In this exercise, every entry is to be copied exactly.

□ □ □ □

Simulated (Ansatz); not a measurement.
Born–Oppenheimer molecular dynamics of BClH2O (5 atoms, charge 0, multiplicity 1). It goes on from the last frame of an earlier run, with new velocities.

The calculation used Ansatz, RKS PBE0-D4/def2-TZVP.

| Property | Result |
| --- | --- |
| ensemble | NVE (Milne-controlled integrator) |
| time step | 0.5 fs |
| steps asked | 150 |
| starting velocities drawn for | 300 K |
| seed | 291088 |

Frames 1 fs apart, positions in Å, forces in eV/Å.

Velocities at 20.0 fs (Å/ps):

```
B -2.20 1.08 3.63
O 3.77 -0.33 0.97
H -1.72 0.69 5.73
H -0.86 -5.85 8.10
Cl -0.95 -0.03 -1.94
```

□ □ □ □

● YOUR SOLUTION:
Simulated (Ansatz); not a measurement.
Born–Oppenheimer molecular dynamics of BClH2O (5 atoms, charge 0, multiplicity 1). It goes on from the last frame of an earlier run, with new velocities.

The calculation used Ansatz, RKS PBE0-D4/def2-TZVP.

| Property | Result |
| --- | --- |
| ensemble | NVE (Milne-controlled integrator) |
| time step | 0.5 fs |
| steps asked | 150 |
| starting velocities drawn for | 300 K |
| seed | 291088 |

Frames 1 fs apart, positions in Å, forces in eV/Å.

Velocities at 20.0 fs (Å/ps):

```
B -2.20 1.08 3.63
O 3.77 -0.33 0.97
H -1.72 0.69 5.73
H -0.86 -5.85 8.10
Cl -0.95 -0.03 -1.94
```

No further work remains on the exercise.